[Opening Stored data section]

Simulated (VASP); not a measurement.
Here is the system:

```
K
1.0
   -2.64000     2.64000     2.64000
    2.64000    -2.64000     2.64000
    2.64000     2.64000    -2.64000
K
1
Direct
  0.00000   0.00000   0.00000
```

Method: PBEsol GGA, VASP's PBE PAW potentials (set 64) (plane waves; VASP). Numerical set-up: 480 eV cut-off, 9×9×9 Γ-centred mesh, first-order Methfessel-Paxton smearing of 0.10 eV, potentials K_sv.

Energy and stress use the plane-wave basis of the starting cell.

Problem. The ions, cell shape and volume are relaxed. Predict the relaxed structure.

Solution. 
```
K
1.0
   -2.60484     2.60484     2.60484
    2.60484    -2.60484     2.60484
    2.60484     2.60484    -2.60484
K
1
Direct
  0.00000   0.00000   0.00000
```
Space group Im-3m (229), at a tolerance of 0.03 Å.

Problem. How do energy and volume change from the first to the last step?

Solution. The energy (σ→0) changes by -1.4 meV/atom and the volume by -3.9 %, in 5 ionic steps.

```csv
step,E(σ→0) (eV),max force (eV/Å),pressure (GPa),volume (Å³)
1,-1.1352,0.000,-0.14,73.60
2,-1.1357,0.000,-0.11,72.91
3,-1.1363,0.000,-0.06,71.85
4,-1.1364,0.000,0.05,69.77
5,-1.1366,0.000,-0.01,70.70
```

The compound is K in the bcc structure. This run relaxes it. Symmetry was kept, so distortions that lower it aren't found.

[Closing Stored data section]

• _Required action_:
Every entry above needs to be duplicated exactly.

• _Answer area_:
Simulated (VASP); not a measurement.
Here is the system:

```
K
1.0
   -2.64000     2.64000     2.64000
    2.64000    -2.64000     2.64000
    2.64000     2.64000    -2.64000
K
1
Direct
  0.00000   0.00000   0.00000
```

Method: PBEsol GGA, VASP's PBE PAW potentials (set 64) (plane waves; VASP). Numerical set-up: 480 eV cut-off, 9×9×9 Γ-centred mesh, first-order Methfessel-Paxton smearing of 0.10 eV, potentials K_sv.

Energy and stress use the plane-wave basis of the starting cell.

Problem. The ions, cell shape and volume are relaxed. Predict the relaxed structure.

Solution. 
```
K
1.0
   -2.60484     2.60484     2.60484
    2.60484    -2.60484     2.60484
    2.60484     2.60484    -2.60484
K
1
Direct
  0.00000   0.00000   0.00000
```
Space group Im-3m (229), at a tolerance of 0.03 Å.

Problem. How do energy and volume change from the first to the last step?

Solution. The energy (σ→0) changes by -1.4 meV/atom and the volume by -3.9 %, in 5 ionic steps.

```csv
step,E(σ→0) (eV),max force (eV/Å),pressure (GPa),volume (Å³)
1,-1.1352,0.000,-0.14,73.60
2,-1.1357,0.000,-0.11,72.91
3,-1.1363,0.000,-0.06,71.85
4,-1.1364,0.000,0.05,69.77
5,-1.1366,0.000,-0.01,70.70
```

The compound is K in the bcc structure. This run relaxes it. Symmetry was kept, so distortions that lower it aren't found.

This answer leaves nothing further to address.